Work request: In your answer, give each entry again exactly as it appears.

Given data:
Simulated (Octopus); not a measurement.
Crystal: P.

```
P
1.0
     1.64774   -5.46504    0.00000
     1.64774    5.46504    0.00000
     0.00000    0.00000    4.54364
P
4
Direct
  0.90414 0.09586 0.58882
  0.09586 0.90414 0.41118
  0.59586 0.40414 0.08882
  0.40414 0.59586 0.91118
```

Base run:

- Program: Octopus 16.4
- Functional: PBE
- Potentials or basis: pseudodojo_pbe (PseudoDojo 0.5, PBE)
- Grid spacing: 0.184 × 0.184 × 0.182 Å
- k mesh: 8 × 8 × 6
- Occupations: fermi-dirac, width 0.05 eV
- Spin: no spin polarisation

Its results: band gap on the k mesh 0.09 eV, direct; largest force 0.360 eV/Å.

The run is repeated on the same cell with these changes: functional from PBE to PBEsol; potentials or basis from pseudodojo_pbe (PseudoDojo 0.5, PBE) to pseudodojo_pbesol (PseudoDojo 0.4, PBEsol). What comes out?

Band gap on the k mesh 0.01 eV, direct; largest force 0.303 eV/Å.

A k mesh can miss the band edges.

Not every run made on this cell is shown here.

Task output:
Simulated (Octopus); not a measurement.
Crystal: P.

```
P
1.0
     1.64774   -5.46504    0.00000
     1.64774    5.46504    0.00000
     0.00000    0.00000    4.54364
P
4
Direct
  0.90414 0.09586 0.58882
  0.09586 0.90414 0.41118
  0.59586 0.40414 0.08882
  0.40414 0.59586 0.91118
```

Base run:

- Program: Octopus 16.4
- Functional: PBE
- Potentials or basis: pseudodojo_pbe (PseudoDojo 0.5, PBE)
- Grid spacing: 0.184 × 0.184 × 0.182 Å
- k mesh: 8 × 8 × 6
- Occupations: fermi-dirac, width 0.05 eV
- Spin: no spin polarisation

Its results: band gap on the k mesh 0.09 eV, direct; largest force 0.360 eV/Å.

The run is repeated on the same cell with these changes: functional from PBE to PBEsol; potentials or basis from pseudodojo_pbe (PseudoDojo 0.5, PBE) to pseudodojo_pbesol (PseudoDojo 0.4, PBEsol). What comes out?

Band gap on the k mesh 0.01 eV, direct; largest force 0.303 eV/Å.

A k mesh can miss the band edges.

Not every run made on this cell is shown here.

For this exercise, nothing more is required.